**Information shown**
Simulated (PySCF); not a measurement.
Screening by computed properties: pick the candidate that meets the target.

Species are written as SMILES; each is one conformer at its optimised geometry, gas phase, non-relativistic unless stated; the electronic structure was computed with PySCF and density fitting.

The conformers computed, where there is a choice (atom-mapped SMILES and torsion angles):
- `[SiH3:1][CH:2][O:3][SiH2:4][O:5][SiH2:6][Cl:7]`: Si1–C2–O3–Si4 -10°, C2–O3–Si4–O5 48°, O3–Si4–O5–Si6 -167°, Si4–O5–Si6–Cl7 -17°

**Task item**
The full listing must be copied exactly, every line included.

**Exercise response**
Simulated (PySCF); not a measurement.
Screening by computed properties: pick the candidate that meets the target.

Species are written as SMILES; each is one conformer at its optimised geometry, gas phase, non-relativistic unless stated; the electronic structure was computed with PySCF and density fitting.

The conformers computed, where there is a choice (atom-mapped SMILES and torsion angles):
- `[SiH3:1][CH:2][O:3][SiH2:4][O:5][SiH2:6][Cl:7]`: Si1–C2–O3–Si4 -10°, C2–O3–Si4–O5 48°, O3–Si4–O5–Si6 -167°, Si4–O5–Si6–Cl7 -17°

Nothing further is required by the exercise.